* [BRIEF]: Would you print the material exactly, starting at its first line and ending at the line holding "Task: How do"?

* [EXERCISE DATA]:
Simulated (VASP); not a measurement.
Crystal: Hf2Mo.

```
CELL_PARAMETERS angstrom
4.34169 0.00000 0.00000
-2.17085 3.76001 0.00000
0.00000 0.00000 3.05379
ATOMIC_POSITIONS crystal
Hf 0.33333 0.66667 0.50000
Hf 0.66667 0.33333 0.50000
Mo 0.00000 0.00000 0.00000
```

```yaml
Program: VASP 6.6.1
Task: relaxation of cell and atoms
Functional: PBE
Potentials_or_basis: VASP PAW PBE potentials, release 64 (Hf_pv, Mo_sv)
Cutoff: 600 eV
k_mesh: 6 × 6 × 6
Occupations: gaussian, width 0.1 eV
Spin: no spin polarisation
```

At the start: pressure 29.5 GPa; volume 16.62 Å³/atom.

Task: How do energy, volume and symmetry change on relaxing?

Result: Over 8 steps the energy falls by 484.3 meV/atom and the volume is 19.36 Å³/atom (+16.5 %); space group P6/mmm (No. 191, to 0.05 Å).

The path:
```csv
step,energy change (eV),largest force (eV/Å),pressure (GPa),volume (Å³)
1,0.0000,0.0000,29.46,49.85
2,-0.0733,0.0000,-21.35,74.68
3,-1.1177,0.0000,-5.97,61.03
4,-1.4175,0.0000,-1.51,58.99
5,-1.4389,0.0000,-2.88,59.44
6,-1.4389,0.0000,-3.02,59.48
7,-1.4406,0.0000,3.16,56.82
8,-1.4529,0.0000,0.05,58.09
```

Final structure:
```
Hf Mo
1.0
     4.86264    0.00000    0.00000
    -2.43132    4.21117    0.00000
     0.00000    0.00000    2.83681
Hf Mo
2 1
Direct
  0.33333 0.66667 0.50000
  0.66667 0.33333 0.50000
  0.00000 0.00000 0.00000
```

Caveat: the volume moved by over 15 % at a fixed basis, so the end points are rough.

* [TASK OUTPUT]:
Simulated (VASP); not a measurement.
Crystal: Hf2Mo.

```
CELL_PARAMETERS angstrom
4.34169 0.00000 0.00000
-2.17085 3.76001 0.00000
0.00000 0.00000 3.05379
ATOMIC_POSITIONS crystal
Hf 0.33333 0.66667 0.50000
Hf 0.66667 0.33333 0.50000
Mo 0.00000 0.00000 0.00000
```

```yaml
Program: VASP 6.6.1
Task: relaxation of cell and atoms
Functional: PBE
Potentials_or_basis: VASP PAW PBE potentials, release 64 (Hf_pv, Mo_sv)
Cutoff: 600 eV
k_mesh: 6 × 6 × 6
Occupations: gaussian, width 0.1 eV
Spin: no spin polarisation
```

At the start: pressure 29.5 GPa; volume 16.62 Å³/atom.

Task: How do energy, volume and symmetry change on relaxing?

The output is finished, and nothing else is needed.